> **Work item**:
The answer is to be the full listing, unchanged in every line.

══════

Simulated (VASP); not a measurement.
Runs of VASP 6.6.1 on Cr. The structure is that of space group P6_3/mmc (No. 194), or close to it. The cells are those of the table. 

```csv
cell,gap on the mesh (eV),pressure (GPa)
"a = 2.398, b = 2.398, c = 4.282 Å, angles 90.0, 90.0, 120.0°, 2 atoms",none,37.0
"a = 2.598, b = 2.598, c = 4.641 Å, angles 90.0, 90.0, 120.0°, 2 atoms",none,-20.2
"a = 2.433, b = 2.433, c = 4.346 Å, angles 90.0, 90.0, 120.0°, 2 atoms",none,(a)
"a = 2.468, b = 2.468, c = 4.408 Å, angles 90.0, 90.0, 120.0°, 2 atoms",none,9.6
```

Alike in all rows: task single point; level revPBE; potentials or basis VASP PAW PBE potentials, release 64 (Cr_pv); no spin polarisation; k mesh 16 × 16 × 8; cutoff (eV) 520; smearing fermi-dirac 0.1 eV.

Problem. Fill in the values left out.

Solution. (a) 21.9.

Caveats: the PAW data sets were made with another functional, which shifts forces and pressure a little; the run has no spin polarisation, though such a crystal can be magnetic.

══════

> **Task result**:
Simulated (VASP); not a measurement.
Runs of VASP 6.6.1 on Cr. The structure is that of space group P6_3/mmc (No. 194), or close to it. The cells are those of the table. 

```csv
cell,gap on the mesh (eV),pressure (GPa)
"a = 2.398, b = 2.398, c = 4.282 Å, angles 90.0, 90.0, 120.0°, 2 atoms",none,37.0
"a = 2.598, b = 2.598, c = 4.641 Å, angles 90.0, 90.0, 120.0°, 2 atoms",none,-20.2
"a = 2.433, b = 2.433, c = 4.346 Å, angles 90.0, 90.0, 120.0°, 2 atoms",none,(a)
"a = 2.468, b = 2.468, c = 4.408 Å, angles 90.0, 90.0, 120.0°, 2 atoms",none,9.6
```

Alike in all rows: task single point; level revPBE; potentials or basis VASP PAW PBE potentials, release 64 (Cr_pv); no spin polarisation; k mesh 16 × 16 × 8; cutoff (eV) 520; smearing fermi-dirac 0.1 eV.

Problem. Fill in the values left out.

Solution. (a) 21.9.

Caveats: the PAW data sets were made with another functional, which shifts forces and pressure a little; the run has no spin polarisation, though such a crystal can be magnetic.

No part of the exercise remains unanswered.